Action item
Repeat only the stretch of lines below that runs from the line with "All values are" through the line with "Common to all", unaltered.

Information shown
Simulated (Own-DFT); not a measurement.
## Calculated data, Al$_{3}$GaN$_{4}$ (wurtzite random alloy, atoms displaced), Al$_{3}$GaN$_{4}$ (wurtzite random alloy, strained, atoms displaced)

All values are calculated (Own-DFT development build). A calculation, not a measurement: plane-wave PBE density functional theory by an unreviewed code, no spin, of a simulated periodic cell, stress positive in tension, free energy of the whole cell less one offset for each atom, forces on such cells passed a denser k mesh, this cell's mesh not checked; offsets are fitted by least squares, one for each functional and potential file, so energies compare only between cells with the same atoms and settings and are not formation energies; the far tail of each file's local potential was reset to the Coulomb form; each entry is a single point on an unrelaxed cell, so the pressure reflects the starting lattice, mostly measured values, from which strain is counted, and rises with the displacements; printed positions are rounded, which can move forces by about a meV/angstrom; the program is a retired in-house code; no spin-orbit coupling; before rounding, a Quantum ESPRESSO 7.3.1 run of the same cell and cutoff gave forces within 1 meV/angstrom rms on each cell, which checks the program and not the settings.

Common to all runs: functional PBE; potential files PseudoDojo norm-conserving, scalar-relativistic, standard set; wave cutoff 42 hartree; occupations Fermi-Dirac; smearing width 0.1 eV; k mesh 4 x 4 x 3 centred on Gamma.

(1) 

Task output
All values are calculated (Own-DFT development build). A calculation, not a measurement: plane-wave PBE density functional theory by an unreviewed code, no spin, of a simulated periodic cell, stress positive in tension, free energy of the whole cell less one offset for each atom, forces on such cells passed a denser k mesh, this cell's mesh not checked; offsets are fitted by least squares, one for each functional and potential file, so energies compare only between cells with the same atoms and settings and are not formation energies; the far tail of each file's local potential was reset to the Coulomb form; each entry is a single point on an unrelaxed cell, so the pressure reflects the starting lattice, mostly measured values, from which strain is counted, and rises with the displacements; printed positions are rounded, which can move forces by about a meV/angstrom; the program is a retired in-house code; no spin-orbit coupling; before rounding, a Quantum ESPRESSO 7.3.1 run of the same cell and cutoff gave forces within 1 meV/angstrom rms on each cell, which checks the program and not the settings.

Common to all runs: functional PBE; potential files PseudoDojo norm-conserving, scalar-relativistic, standard set; wave cutoff 42 hartree; occupations Fermi-Dirac; smearing width 0.1 eV; k mesh 4 x 4 x 3 centred on Gamma.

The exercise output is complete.